Records supplied
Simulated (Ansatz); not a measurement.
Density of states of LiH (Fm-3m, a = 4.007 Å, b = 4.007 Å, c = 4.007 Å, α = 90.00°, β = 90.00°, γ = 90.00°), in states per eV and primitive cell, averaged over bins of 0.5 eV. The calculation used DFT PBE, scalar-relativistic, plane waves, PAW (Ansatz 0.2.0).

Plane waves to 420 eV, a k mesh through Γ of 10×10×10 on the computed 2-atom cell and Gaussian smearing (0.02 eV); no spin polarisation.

Work instruction
Copy out all of the lines above exactly.

Written answer
Simulated (Ansatz); not a measurement.
Density of states of LiH (Fm-3m, a = 4.007 Å, b = 4.007 Å, c = 4.007 Å, α = 90.00°, β = 90.00°, γ = 90.00°), in states per eV and primitive cell, averaged over bins of 0.5 eV. The calculation used DFT PBE, scalar-relativistic, plane waves, PAW (Ansatz 0.2.0).

Plane waves to 420 eV, a k mesh through Γ of 10×10×10 on the computed 2-atom cell and Gaussian smearing (0.02 eV); no spin polarisation.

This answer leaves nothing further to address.